***** SOURCE DATA *****

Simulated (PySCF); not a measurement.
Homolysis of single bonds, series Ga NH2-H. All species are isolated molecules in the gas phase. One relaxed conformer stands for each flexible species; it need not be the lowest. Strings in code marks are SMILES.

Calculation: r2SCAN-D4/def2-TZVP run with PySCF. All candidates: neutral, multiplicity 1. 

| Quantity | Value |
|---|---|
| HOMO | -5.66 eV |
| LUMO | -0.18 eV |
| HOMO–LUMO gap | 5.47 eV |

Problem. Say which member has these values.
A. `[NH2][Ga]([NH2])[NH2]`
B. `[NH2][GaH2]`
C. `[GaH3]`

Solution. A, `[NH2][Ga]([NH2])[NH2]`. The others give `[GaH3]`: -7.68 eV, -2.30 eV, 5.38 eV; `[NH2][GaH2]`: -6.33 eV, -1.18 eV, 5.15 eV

*****

Without any alteration, retype all of the material above.

:: RESPONSE AREA ::
Simulated (PySCF); not a measurement.
Homolysis of single bonds, series Ga NH2-H. All species are isolated molecules in the gas phase. One relaxed conformer stands for each flexible species; it need not be the lowest. Strings in code marks are SMILES.

Calculation: r2SCAN-D4/def2-TZVP run with PySCF. All candidates: neutral, multiplicity 1. 

| Quantity | Value |
|---|---|
| HOMO | -5.66 eV |
| LUMO | -0.18 eV |
| HOMO–LUMO gap | 5.47 eV |

Problem. Say which member has these values.
A. `[NH2][Ga]([NH2])[NH2]`
B. `[NH2][GaH2]`
C. `[GaH3]`

Solution. A, `[NH2][Ga]([NH2])[NH2]`. The others give `[GaH3]`: -7.68 eV, -2.30 eV, 5.38 eV; `[NH2][GaH2]`: -6.33 eV, -1.18 eV, 5.15 eV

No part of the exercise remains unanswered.